-- Data follows --
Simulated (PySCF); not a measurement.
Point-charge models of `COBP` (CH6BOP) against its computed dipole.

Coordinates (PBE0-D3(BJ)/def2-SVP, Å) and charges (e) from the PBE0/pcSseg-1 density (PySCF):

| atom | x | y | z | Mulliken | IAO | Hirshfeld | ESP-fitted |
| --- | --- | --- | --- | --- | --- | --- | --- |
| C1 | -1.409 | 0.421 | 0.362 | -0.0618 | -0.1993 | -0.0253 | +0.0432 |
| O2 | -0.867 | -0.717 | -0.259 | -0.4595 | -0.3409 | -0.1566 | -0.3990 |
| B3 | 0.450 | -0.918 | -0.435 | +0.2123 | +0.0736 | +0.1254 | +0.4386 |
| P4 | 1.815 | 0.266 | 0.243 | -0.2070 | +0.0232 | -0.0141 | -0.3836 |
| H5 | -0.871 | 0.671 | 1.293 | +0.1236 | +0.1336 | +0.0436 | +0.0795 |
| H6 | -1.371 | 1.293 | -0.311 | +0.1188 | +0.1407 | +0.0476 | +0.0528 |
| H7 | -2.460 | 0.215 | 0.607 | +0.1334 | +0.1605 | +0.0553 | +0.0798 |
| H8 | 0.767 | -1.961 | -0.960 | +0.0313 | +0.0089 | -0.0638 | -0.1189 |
-- Data concluded --

Word for word, reproduce the listing from its first line through the line that has "-0.1566 | -0.3990 |" in it, and go no further.

Simulated (PySCF); not a measurement.
Point-charge models of `COBP` (CH6BOP) against its computed dipole.

Coordinates (PBE0-D3(BJ)/def2-SVP, Å) and charges (e) from the PBE0/pcSseg-1 density (PySCF):

| atom | x | y | z | Mulliken | IAO | Hirshfeld | ESP-fitted |
| --- | --- | --- | --- | --- | --- | --- | --- |
| C1 | -1.409 | 0.421 | 0.362 | -0.0618 | -0.1993 | -0.0253 | +0.0432 |
| O2 | -0.867 | -0.717 | -0.259 | -0.4595 | -0.3409 | -0.1566 | -0.3990 |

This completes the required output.